#### DATA LISTING ####

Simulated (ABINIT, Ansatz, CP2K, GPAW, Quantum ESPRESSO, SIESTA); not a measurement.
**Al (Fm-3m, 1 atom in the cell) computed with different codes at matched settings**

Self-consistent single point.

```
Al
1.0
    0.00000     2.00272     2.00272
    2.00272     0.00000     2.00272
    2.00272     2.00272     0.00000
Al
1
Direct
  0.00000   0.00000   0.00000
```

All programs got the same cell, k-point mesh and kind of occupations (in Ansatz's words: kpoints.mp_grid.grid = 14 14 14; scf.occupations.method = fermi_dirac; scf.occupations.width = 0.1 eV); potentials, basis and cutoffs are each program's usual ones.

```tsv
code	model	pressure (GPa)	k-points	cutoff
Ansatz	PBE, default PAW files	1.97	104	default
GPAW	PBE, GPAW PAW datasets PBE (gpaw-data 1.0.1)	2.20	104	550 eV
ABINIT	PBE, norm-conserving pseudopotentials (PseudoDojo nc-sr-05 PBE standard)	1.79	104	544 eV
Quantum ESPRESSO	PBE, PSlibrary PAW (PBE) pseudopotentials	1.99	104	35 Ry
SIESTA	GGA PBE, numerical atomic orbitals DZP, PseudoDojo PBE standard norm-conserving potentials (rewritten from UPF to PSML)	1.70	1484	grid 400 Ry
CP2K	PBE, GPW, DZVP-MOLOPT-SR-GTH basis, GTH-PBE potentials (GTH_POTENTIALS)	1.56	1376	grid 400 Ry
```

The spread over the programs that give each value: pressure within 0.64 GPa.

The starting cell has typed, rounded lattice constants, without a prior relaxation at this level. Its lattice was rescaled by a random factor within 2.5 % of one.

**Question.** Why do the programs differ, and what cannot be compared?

####

• ACTIVITY
Copy the entries word for word. Start at the first line and end with the line containing "The spread over".

• PROBLEM SOLUTION
Simulated (ABINIT, Ansatz, CP2K, GPAW, Quantum ESPRESSO, SIESTA); not a measurement.
**Al (Fm-3m, 1 atom in the cell) computed with different codes at matched settings**

Self-consistent single point.

```
Al
1.0
    0.00000     2.00272     2.00272
    2.00272     0.00000     2.00272
    2.00272     2.00272     0.00000
Al
1
Direct
  0.00000   0.00000   0.00000
```

All programs got the same cell, k-point mesh and kind of occupations (in Ansatz's words: kpoints.mp_grid.grid = 14 14 14; scf.occupations.method = fermi_dirac; scf.occupations.width = 0.1 eV); potentials, basis and cutoffs are each program's usual ones.

```tsv
code	model	pressure (GPa)	k-points	cutoff
Ansatz	PBE, default PAW files	1.97	104	default
GPAW	PBE, GPAW PAW datasets PBE (gpaw-data 1.0.1)	2.20	104	550 eV
ABINIT	PBE, norm-conserving pseudopotentials (PseudoDojo nc-sr-05 PBE standard)	1.79	104	544 eV
Quantum ESPRESSO	PBE, PSlibrary PAW (PBE) pseudopotentials	1.99	104	35 Ry
SIESTA	GGA PBE, numerical atomic orbitals DZP, PseudoDojo PBE standard norm-conserving potentials (rewritten from UPF to PSML)	1.70	1484	grid 400 Ry
CP2K	PBE, GPW, DZVP-MOLOPT-SR-GTH basis, GTH-PBE potentials (GTH_POTENTIALS)	1.56	1376	grid 400 Ry
```

The spread over the programs that give each value: pressure within 0.64 GPa.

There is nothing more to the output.